Given data:
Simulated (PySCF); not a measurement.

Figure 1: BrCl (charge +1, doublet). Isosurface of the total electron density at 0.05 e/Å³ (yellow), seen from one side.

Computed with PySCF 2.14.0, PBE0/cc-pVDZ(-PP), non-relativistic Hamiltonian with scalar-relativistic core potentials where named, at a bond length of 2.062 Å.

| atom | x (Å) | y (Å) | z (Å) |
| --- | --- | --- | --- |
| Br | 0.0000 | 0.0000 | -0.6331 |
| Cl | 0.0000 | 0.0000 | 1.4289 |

Work instruction:
The expected output is every record, repeated exactly.

Your response:
Simulated (PySCF); not a measurement.

Figure 1: BrCl (charge +1, doublet). Isosurface of the total electron density at 0.05 e/Å³ (yellow), seen from one side.

Computed with PySCF 2.14.0, PBE0/cc-pVDZ(-PP), non-relativistic Hamiltonian with scalar-relativistic core potentials where named, at a bond length of 2.062 Å.

| atom | x (Å) | y (Å) | z (Å) |
| --- | --- | --- | --- |
| Br | 0.0000 | 0.0000 | -0.6331 |
| Cl | 0.0000 | 0.0000 | 1.4289 |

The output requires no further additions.